# ACTION ITEM:
Reproduce the full set of records verbatim.

# SUPPLIED ENTRIES:
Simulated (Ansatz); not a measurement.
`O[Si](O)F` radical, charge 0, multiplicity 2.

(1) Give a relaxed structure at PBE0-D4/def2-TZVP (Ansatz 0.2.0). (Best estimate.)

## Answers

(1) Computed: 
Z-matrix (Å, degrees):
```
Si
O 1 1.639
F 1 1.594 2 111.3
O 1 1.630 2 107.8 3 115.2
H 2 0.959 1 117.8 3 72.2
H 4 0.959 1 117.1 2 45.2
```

# ANSWER SPACE:
Simulated (Ansatz); not a measurement.
`O[Si](O)F` radical, charge 0, multiplicity 2.

(1) Give a relaxed structure at PBE0-D4/def2-TZVP (Ansatz 0.2.0). (Best estimate.)

## Answers

(1) Computed: 
Z-matrix (Å, degrees):
```
Si
O 1 1.639
F 1 1.594 2 111.3
O 1 1.630 2 107.8 3 115.2
H 2 0.959 1 117.8 3 72.2
H 4 0.959 1 117.1 2 45.2
```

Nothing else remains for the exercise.